- **WORK TASK**
The lines from the first line of the entries through the line containing "Problem. Is it a metal on this mesh?" are to be repeated exactly, with both of those lines included.

- **DATA SECTION**
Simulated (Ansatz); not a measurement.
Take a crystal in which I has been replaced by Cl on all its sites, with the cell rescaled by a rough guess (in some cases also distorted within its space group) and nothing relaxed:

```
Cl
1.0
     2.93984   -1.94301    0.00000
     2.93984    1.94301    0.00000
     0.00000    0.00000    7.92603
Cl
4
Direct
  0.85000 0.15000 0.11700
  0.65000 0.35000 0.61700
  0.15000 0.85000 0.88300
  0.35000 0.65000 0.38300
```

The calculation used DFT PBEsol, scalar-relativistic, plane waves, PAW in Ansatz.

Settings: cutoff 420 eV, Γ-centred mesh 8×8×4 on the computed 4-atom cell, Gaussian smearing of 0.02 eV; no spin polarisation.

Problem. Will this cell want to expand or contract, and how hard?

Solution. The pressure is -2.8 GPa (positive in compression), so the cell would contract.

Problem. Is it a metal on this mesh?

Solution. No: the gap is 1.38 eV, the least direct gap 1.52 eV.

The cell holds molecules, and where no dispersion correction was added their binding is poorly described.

- **ANSWER SECTION**
Simulated (Ansatz); not a measurement.
Take a crystal in which I has been replaced by Cl on all its sites, with the cell rescaled by a rough guess (in some cases also distorted within its space group) and nothing relaxed:

```
Cl
1.0
     2.93984   -1.94301    0.00000
     2.93984    1.94301    0.00000
     0.00000    0.00000    7.92603
Cl
4
Direct
  0.85000 0.15000 0.11700
  0.65000 0.35000 0.61700
  0.15000 0.85000 0.88300
  0.35000 0.65000 0.38300
```

The calculation used DFT PBEsol, scalar-relativistic, plane waves, PAW in Ansatz.

Settings: cutoff 420 eV, Γ-centred mesh 8×8×4 on the computed 4-atom cell, Gaussian smearing of 0.02 eV; no spin polarisation.

Problem. Will this cell want to expand or contract, and how hard?

Solution. The pressure is -2.8 GPa (positive in compression), so the cell would contract.

Problem. Is it a metal on this mesh?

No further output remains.